Requirement: Using the data below, output the first line and every line after it up to and including the line containing "Solution. 0.0 GPa.", exactly as written and with nothing added.

Source data:
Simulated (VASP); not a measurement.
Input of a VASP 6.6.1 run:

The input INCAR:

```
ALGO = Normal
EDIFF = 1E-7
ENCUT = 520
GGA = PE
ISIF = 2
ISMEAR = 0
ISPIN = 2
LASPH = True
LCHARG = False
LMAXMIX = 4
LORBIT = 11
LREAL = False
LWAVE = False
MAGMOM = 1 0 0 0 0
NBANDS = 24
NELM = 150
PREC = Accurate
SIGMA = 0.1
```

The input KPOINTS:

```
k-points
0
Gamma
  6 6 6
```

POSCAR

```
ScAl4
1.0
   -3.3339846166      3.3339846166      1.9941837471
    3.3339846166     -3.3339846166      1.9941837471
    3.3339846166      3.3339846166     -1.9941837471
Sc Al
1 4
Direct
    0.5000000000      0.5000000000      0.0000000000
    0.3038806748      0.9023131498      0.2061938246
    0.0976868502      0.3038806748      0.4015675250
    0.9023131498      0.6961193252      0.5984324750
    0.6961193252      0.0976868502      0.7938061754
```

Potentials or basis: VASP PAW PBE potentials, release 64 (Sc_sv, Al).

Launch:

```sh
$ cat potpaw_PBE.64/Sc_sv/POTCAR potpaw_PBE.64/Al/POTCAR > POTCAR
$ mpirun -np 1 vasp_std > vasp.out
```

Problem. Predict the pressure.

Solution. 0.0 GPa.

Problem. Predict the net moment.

Your response:
Simulated (VASP); not a measurement.
Input of a VASP 6.6.1 run:

The input INCAR:

```
ALGO = Normal
EDIFF = 1E-7
ENCUT = 520
GGA = PE
ISIF = 2
ISMEAR = 0
ISPIN = 2
LASPH = True
LCHARG = False
LMAXMIX = 4
LORBIT = 11
LREAL = False
LWAVE = False
MAGMOM = 1 0 0 0 0
NBANDS = 24
NELM = 150
PREC = Accurate
SIGMA = 0.1
```

The input KPOINTS:

```
k-points
0
Gamma
  6 6 6
```

POSCAR

```
ScAl4
1.0
   -3.3339846166      3.3339846166      1.9941837471
    3.3339846166     -3.3339846166      1.9941837471
    3.3339846166      3.3339846166     -1.9941837471
Sc Al
1 4
Direct
    0.5000000000      0.5000000000      0.0000000000
    0.3038806748      0.9023131498      0.2061938246
    0.0976868502      0.3038806748      0.4015675250
    0.9023131498      0.6961193252      0.5984324750
    0.6961193252      0.0976868502      0.7938061754
```

Potentials or basis: VASP PAW PBE potentials, release 64 (Sc_sv, Al).

Launch:

```sh
$ cat potpaw_PBE.64/Sc_sv/POTCAR potpaw_PBE.64/Al/POTCAR > POTCAR
$ mpirun -np 1 vasp_std > vasp.out
```

Problem. Predict the pressure.

Solution. 0.0 GPa.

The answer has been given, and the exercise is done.